■ **Required action**: Among the lines below, keep only those from the one containing "(2) What does it give for the pressure?" through the one containing "(3) 0.42 eV.", and reproduce them exactly.

■ **Information provided**:
--------------------
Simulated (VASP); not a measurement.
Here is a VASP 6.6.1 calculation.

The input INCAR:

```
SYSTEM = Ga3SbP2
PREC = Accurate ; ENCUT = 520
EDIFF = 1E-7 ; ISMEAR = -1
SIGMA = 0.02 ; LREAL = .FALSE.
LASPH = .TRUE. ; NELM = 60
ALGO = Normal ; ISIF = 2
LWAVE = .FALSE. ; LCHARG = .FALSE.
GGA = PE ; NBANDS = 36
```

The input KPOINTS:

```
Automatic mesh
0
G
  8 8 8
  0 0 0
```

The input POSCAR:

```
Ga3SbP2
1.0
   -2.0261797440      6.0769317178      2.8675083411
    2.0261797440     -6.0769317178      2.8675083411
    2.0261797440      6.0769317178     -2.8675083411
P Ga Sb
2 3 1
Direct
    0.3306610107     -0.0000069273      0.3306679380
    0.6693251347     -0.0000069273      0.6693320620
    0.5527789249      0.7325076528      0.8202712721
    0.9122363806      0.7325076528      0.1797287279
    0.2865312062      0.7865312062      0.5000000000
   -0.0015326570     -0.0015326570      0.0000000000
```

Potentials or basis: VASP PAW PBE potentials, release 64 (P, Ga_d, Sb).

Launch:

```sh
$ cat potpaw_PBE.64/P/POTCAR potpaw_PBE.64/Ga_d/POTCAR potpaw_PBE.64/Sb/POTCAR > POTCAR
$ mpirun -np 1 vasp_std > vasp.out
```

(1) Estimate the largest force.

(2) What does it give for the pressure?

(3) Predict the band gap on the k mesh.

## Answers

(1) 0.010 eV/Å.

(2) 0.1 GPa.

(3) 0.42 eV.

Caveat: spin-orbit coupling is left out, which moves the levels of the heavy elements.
--------------------

■ **Answer space**:
(2) What does it give for the pressure?

(3) Predict the band gap on the k mesh.

## Answers

(1) 0.010 eV/Å.

(2) 0.1 GPa.

(3) 0.42 eV.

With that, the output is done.